Brief :: The records that follow must be repeated exactly, line by line.

Data to examine ::
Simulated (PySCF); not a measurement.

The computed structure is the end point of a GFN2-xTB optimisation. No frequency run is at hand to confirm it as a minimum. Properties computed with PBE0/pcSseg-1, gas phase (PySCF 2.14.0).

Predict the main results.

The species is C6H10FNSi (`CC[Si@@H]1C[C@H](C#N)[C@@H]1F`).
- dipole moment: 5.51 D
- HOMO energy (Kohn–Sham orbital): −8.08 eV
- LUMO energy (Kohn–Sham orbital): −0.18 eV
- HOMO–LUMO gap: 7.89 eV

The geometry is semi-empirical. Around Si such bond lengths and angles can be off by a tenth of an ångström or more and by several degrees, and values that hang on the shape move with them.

Answer area ::
Simulated (PySCF); not a measurement.

The computed structure is the end point of a GFN2-xTB optimisation. No frequency run is at hand to confirm it as a minimum. Properties computed with PBE0/pcSseg-1, gas phase (PySCF 2.14.0).

Predict the main results.

The species is C6H10FNSi (`CC[Si@@H]1C[C@H](C#N)[C@@H]1F`).
- dipole moment: 5.51 D
- HOMO energy (Kohn–Sham orbital): −8.08 eV
- LUMO energy (Kohn–Sham orbital): −0.18 eV
- HOMO–LUMO gap: 7.89 eV

The geometry is semi-empirical. Around Si such bond lengths and angles can be off by a tenth of an ångström or more and by several degrees, and values that hang on the shape move with them.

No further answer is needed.